Dataset content
★ ★ ★

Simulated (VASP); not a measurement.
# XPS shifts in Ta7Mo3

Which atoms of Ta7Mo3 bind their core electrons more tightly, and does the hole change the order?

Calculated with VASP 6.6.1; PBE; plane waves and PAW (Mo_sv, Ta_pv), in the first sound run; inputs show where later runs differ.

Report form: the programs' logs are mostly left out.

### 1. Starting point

★ ★ ★

Work order
Would you restate every record word for word?

Reply
Simulated (VASP); not a measurement.
# XPS shifts in Ta7Mo3

Which atoms of Ta7Mo3 bind their core electrons more tightly, and does the hole change the order?

Calculated with VASP 6.6.1; PBE; plane waves and PAW (Mo_sv, Ta_pv), in the first sound run; inputs show where later runs differ.

Report form: the programs' logs are mostly left out.

### 1. Starting point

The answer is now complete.